■ **Provided information**
##########
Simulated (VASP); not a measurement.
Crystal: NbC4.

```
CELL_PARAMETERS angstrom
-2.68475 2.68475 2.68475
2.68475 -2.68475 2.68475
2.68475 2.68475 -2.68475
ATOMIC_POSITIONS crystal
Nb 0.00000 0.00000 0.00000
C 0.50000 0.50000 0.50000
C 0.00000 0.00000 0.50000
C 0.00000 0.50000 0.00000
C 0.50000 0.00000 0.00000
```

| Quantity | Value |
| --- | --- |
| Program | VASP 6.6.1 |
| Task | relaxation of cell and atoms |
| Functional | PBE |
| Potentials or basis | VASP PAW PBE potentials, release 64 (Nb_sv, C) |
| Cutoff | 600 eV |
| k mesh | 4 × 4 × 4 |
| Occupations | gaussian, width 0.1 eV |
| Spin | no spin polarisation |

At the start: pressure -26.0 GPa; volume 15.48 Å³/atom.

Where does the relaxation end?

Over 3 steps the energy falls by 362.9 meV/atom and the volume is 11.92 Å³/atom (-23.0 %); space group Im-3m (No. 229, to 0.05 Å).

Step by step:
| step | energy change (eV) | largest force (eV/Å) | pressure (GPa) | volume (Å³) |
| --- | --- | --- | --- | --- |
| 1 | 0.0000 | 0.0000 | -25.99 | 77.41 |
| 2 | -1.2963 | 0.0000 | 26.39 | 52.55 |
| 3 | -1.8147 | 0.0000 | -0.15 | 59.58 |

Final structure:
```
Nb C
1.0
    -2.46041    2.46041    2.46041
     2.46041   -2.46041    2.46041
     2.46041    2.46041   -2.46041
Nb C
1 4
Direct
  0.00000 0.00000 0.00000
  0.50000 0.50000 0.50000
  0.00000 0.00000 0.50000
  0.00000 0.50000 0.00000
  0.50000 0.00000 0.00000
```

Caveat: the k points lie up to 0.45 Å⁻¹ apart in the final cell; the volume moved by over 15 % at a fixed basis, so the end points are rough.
##########

Give back the entries above exactly as they are, from their first line through the line that contains "spin polarisation |", both included, with nothing else.

■ **Answer area**
Simulated (VASP); not a measurement.
Crystal: NbC4.

```
CELL_PARAMETERS angstrom
-2.68475 2.68475 2.68475
2.68475 -2.68475 2.68475
2.68475 2.68475 -2.68475
ATOMIC_POSITIONS crystal
Nb 0.00000 0.00000 0.00000
C 0.50000 0.50000 0.50000
C 0.00000 0.00000 0.50000
C 0.00000 0.50000 0.00000
C 0.50000 0.00000 0.00000
```

| Quantity | Value |
| --- | --- |
| Program | VASP 6.6.1 |
| Task | relaxation of cell and atoms |
| Functional | PBE |
| Potentials or basis | VASP PAW PBE potentials, release 64 (Nb_sv, C) |
| Cutoff | 600 eV |
| k mesh | 4 × 4 × 4 |
| Occupations | gaussian, width 0.1 eV |
| Spin | no spin polarisation |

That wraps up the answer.